- _Assignment_: Copy exactly, please, each line of the data below until the line that contains "Coordinates come from" has been copied, beginning at the top.

[Source material Boundary: Start]

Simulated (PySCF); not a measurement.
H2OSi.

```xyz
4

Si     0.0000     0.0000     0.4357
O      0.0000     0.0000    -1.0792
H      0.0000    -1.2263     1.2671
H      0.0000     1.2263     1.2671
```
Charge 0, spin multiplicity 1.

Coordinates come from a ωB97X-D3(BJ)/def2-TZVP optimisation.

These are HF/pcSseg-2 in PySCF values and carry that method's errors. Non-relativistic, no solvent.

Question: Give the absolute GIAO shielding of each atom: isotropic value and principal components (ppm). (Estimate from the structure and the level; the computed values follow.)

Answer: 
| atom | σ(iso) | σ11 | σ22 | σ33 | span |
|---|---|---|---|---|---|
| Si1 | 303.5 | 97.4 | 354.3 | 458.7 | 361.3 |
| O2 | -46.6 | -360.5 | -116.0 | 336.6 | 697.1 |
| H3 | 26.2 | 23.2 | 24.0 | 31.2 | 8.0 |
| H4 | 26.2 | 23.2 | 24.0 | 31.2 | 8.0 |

[Source material Boundary: End]

- _Your solution_:
Simulated (PySCF); not a measurement.
H2OSi.

```xyz
4

Si     0.0000     0.0000     0.4357
O      0.0000     0.0000    -1.0792
H      0.0000    -1.2263     1.2671
H      0.0000     1.2263     1.2671
```
Charge 0, spin multiplicity 1.

Coordinates come from a ωB97X-D3(BJ)/def2-TZVP optimisation.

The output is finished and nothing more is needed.